*Work task*. Copy out, exactly, the first line of the entries below and every line after it through the one containing "Figure. Bands along".

:::::

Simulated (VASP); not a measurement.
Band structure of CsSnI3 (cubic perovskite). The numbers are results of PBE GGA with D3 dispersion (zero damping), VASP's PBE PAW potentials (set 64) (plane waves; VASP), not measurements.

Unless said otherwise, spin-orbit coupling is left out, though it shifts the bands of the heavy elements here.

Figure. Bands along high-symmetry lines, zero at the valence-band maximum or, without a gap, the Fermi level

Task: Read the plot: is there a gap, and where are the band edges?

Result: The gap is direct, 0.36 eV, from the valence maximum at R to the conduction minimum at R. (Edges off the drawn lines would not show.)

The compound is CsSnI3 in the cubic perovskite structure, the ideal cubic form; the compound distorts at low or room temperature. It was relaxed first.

:::::

*Exercise answer*.
Simulated (VASP); not a measurement.
Band structure of CsSnI3 (cubic perovskite). The numbers are results of PBE GGA with D3 dispersion (zero damping), VASP's PBE PAW potentials (set 64) (plane waves; VASP), not measurements.

Unless said otherwise, spin-orbit coupling is left out, though it shifts the bands of the heavy elements here.

Figure. Bands along high-symmetry lines, zero at the valence-band maximum or, without a gap, the Fermi level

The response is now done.